[Opening DATASET CONTENT section]

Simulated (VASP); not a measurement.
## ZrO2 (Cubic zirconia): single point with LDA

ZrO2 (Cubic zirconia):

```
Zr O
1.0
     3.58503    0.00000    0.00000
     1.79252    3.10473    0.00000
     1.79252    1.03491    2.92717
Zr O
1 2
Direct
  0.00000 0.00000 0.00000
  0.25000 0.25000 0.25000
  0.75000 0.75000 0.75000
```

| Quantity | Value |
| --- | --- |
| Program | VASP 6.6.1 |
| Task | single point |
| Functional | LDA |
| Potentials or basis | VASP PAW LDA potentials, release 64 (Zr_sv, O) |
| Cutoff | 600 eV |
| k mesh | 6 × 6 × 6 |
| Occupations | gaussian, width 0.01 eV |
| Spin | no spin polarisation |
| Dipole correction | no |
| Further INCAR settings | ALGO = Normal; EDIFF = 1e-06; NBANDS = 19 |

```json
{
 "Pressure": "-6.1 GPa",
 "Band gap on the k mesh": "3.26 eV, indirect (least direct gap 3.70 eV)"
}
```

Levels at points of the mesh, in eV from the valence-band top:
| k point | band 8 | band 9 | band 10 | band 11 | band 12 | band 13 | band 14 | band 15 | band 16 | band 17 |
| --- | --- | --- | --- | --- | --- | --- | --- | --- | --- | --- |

[Closing DATASET CONTENT section]

## BRIEF
Nothing should be changed: write out all of the data as is.

## ANSWER SECTION
Simulated (VASP); not a measurement.
## ZrO2 (Cubic zirconia): single point with LDA

ZrO2 (Cubic zirconia):

```
Zr O
1.0
     3.58503    0.00000    0.00000
     1.79252    3.10473    0.00000
     1.79252    1.03491    2.92717
Zr O
1 2
Direct
  0.00000 0.00000 0.00000
  0.25000 0.25000 0.25000
  0.75000 0.75000 0.75000
```

| Quantity | Value |
| --- | --- |
| Program | VASP 6.6.1 |
| Task | single point |
| Functional | LDA |
| Potentials or basis | VASP PAW LDA potentials, release 64 (Zr_sv, O) |
| Cutoff | 600 eV |
| k mesh | 6 × 6 × 6 |
| Occupations | gaussian, width 0.01 eV |
| Spin | no spin polarisation |
| Dipole correction | no |
| Further INCAR settings | ALGO = Normal; EDIFF = 1e-06; NBANDS = 19 |

```json
{
 "Pressure": "-6.1 GPa",
 "Band gap on the k mesh": "3.26 eV, indirect (least direct gap 3.70 eV)"
}
```

Levels at points of the mesh, in eV from the valence-band top:
| k point | band 8 | band 9 | band 10 | band 11 | band 12 | band 13 | band 14 | band 15 | band 16 | band 17 |
| --- | --- | --- | --- | --- | --- | --- | --- | --- | --- | --- |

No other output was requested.